------------------------------------------------------------

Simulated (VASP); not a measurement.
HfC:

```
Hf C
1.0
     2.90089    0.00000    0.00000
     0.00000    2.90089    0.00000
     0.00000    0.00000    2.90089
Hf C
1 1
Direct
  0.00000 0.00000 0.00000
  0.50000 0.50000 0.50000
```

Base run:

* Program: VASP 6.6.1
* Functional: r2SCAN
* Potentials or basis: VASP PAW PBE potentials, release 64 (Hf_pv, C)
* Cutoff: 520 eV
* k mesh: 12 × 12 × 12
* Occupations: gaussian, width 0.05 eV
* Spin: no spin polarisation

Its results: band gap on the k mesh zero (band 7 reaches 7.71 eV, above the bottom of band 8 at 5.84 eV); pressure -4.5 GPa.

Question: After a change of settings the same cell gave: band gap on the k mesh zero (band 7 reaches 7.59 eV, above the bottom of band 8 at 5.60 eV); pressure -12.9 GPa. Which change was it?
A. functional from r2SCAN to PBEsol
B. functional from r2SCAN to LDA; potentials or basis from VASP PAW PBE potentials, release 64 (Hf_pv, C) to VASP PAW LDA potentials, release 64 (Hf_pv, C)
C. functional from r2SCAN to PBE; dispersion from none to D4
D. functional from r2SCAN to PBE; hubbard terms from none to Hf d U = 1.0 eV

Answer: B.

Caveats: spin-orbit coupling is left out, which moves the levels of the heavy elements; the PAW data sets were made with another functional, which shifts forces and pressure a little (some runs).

------------------------------------------------------------

• **ASSIGNMENT**:
Starting at the first line of the data above, retype each line exactly until you reach the line containing "A. functional from r2SCAN to PBEsol", and include that line too.

• **YOUR RESPONSE**:
Simulated (VASP); not a measurement.
HfC:

```
Hf C
1.0
     2.90089    0.00000    0.00000
     0.00000    2.90089    0.00000
     0.00000    0.00000    2.90089
Hf C
1 1
Direct
  0.00000 0.00000 0.00000
  0.50000 0.50000 0.50000
```

Base run:

* Program: VASP 6.6.1
* Functional: r2SCAN
* Potentials or basis: VASP PAW PBE potentials, release 64 (Hf_pv, C)
* Cutoff: 520 eV
* k mesh: 12 × 12 × 12
* Occupations: gaussian, width 0.05 eV
* Spin: no spin polarisation

Its results: band gap on the k mesh zero (band 7 reaches 7.71 eV, above the bottom of band 8 at 5.84 eV); pressure -4.5 GPa.

Question: After a change of settings the same cell gave: band gap on the k mesh zero (band 7 reaches 7.59 eV, above the bottom of band 8 at 5.60 eV); pressure -12.9 GPa. Which change was it?
A. functional from r2SCAN to PBEsol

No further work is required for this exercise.